- Data shown -
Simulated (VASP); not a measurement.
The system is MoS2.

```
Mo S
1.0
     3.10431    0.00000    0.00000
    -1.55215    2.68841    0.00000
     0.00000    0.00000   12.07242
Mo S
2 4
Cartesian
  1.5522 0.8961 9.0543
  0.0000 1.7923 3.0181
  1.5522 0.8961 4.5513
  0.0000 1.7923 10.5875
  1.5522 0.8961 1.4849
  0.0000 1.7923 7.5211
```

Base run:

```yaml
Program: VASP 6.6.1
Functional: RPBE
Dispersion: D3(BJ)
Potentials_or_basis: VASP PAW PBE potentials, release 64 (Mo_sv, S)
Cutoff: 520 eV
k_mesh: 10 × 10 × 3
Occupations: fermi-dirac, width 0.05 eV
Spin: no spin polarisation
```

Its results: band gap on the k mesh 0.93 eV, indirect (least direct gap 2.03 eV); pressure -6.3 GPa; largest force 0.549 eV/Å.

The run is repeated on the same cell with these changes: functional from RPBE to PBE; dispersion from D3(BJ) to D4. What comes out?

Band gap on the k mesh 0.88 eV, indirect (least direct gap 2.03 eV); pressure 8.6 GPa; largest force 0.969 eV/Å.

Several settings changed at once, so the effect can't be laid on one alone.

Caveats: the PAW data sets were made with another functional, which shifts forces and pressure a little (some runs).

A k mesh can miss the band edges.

- Assignment -
Repeat back the data above, exact to the last character.

- Task output -
Simulated (VASP); not a measurement.
The system is MoS2.

```
Mo S
1.0
     3.10431    0.00000    0.00000
    -1.55215    2.68841    0.00000
     0.00000    0.00000   12.07242
Mo S
2 4
Cartesian
  1.5522 0.8961 9.0543
  0.0000 1.7923 3.0181
  1.5522 0.8961 4.5513
  0.0000 1.7923 10.5875
  1.5522 0.8961 1.4849
  0.0000 1.7923 7.5211
```

Base run:

```yaml
Program: VASP 6.6.1
Functional: RPBE
Dispersion: D3(BJ)
Potentials_or_basis: VASP PAW PBE potentials, release 64 (Mo_sv, S)
Cutoff: 520 eV
k_mesh: 10 × 10 × 3
Occupations: fermi-dirac, width 0.05 eV
Spin: no spin polarisation
```

Its results: band gap on the k mesh 0.93 eV, indirect (least direct gap 2.03 eV); pressure -6.3 GPa; largest force 0.549 eV/Å.

The run is repeated on the same cell with these changes: functional from RPBE to PBE; dispersion from D3(BJ) to D4. What comes out?

Band gap on the k mesh 0.88 eV, indirect (least direct gap 2.03 eV); pressure 8.6 GPa; largest force 0.969 eV/Å.

Several settings changed at once, so the effect can't be laid on one alone.

Caveats: the PAW data sets were made with another functional, which shifts forces and pressure a little (some runs).

A k mesh can miss the band edges.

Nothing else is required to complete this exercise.